[ASSIGNED TASK] Copy out the entries exactly. Print them in full.

[DATASET EXTRACT]
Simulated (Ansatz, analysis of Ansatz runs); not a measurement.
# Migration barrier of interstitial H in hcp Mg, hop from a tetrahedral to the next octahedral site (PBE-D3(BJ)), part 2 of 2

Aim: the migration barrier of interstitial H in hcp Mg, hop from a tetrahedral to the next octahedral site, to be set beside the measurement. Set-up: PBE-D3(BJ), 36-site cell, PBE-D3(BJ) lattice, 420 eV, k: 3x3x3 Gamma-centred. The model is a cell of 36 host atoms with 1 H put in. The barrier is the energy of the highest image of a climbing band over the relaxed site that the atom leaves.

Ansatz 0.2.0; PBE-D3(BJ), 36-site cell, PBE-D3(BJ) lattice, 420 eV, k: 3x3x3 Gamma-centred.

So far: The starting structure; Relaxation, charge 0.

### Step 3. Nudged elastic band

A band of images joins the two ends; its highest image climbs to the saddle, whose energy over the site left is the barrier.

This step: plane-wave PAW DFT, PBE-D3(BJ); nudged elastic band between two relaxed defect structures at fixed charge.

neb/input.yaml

[TASK OUTPUT]
Simulated (Ansatz, analysis of Ansatz runs); not a measurement.
# Migration barrier of interstitial H in hcp Mg, hop from a tetrahedral to the next octahedral site (PBE-D3(BJ)), part 2 of 2

Aim: the migration barrier of interstitial H in hcp Mg, hop from a tetrahedral to the next octahedral site, to be set beside the measurement. Set-up: PBE-D3(BJ), 36-site cell, PBE-D3(BJ) lattice, 420 eV, k: 3x3x3 Gamma-centred. The model is a cell of 36 host atoms with 1 H put in. The barrier is the energy of the highest image of a climbing band over the relaxed site that the atom leaves.

Ansatz 0.2.0; PBE-D3(BJ), 36-site cell, PBE-D3(BJ) lattice, 420 eV, k: 3x3x3 Gamma-centred.

So far: The starting structure; Relaxation, charge 0.

### Step 3. Nudged elastic band

A band of images joins the two ends; its highest image climbs to the saddle, whose energy over the site left is the barrier.

This step: plane-wave PAW DFT, PBE-D3(BJ); nudged elastic band between two relaxed defect structures at fixed charge.

neb/input.yaml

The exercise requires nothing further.